EXTRACTED INFORMATION:
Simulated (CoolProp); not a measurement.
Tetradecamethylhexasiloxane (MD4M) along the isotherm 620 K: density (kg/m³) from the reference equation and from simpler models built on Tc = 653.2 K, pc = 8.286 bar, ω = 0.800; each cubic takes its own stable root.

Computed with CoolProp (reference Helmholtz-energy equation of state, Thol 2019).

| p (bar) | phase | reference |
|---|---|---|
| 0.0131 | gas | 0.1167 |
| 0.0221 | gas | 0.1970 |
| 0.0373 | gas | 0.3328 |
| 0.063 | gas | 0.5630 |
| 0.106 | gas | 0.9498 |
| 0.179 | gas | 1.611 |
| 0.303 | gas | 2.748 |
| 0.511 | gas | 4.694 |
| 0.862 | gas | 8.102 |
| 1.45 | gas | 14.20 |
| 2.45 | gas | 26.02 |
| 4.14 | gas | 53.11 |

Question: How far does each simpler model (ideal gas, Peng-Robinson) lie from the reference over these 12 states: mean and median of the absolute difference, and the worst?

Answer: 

BRIEF:
Using the data above, print exactly the lines from the line that contains "Tetradecamethylhexasiloxane (MD4M) along" through the line that contains "gas | 8.102 |", with both included.

ANSWER SPACE:
Tetradecamethylhexasiloxane (MD4M) along the isotherm 620 K: density (kg/m³) from the reference equation and from simpler models built on Tc = 653.2 K, pc = 8.286 bar, ω = 0.800; each cubic takes its own stable root.

Computed with CoolProp (reference Helmholtz-energy equation of state, Thol 2019).

| p (bar) | phase | reference |
|---|---|---|
| 0.0131 | gas | 0.1167 |
| 0.0221 | gas | 0.1970 |
| 0.0373 | gas | 0.3328 |
| 0.063 | gas | 0.5630 |
| 0.106 | gas | 0.9498 |
| 0.179 | gas | 1.611 |
| 0.303 | gas | 2.748 |
| 0.511 | gas | 4.694 |
| 0.862 | gas | 8.102 |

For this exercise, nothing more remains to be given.